| Work task |
Output the listing below verbatim, from its first line to its last.

[Extracted records Boundary: Start]

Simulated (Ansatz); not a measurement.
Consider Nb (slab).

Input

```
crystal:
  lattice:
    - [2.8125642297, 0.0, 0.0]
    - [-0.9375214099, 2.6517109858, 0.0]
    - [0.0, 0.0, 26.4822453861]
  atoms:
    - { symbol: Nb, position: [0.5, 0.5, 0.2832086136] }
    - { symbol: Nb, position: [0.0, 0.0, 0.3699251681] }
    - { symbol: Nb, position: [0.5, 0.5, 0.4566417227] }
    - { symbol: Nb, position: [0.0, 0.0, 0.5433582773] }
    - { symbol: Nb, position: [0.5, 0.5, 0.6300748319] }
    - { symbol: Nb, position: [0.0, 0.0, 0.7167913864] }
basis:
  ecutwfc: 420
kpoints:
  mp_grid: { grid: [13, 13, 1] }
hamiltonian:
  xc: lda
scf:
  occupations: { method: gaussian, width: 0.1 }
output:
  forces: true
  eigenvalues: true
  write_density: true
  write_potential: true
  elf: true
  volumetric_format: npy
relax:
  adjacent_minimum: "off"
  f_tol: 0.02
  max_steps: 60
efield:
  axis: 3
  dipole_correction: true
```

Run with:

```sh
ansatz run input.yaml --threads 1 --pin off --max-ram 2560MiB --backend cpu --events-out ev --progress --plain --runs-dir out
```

[Extracted records Boundary: End]

| Task answer |
Simulated (Ansatz); not a measurement.
Consider Nb (slab).

Input

```
crystal:
  lattice:
    - [2.8125642297, 0.0, 0.0]
    - [-0.9375214099, 2.6517109858, 0.0]
    - [0.0, 0.0, 26.4822453861]
  atoms:
    - { symbol: Nb, position: [0.5, 0.5, 0.2832086136] }
    - { symbol: Nb, position: [0.0, 0.0, 0.3699251681] }
    - { symbol: Nb, position: [0.5, 0.5, 0.4566417227] }
    - { symbol: Nb, position: [0.0, 0.0, 0.5433582773] }
    - { symbol: Nb, position: [0.5, 0.5, 0.6300748319] }
    - { symbol: Nb, position: [0.0, 0.0, 0.7167913864] }
basis:
  ecutwfc: 420
kpoints:
  mp_grid: { grid: [13, 13, 1] }
hamiltonian:
  xc: lda
scf:
  occupations: { method: gaussian, width: 0.1 }
output:
  forces: true
  eigenvalues: true
  write_density: true
  write_potential: true
  elf: true
  volumetric_format: npy
relax:
  adjacent_minimum: "off"
  f_tol: 0.02
  max_steps: 60
efield:
  axis: 3
  dipole_correction: true
```

Run with:

```sh
ansatz run input.yaml --threads 1 --pin off --max-ram 2560MiB --backend cpu --events-out ev --progress --plain --runs-dir out
```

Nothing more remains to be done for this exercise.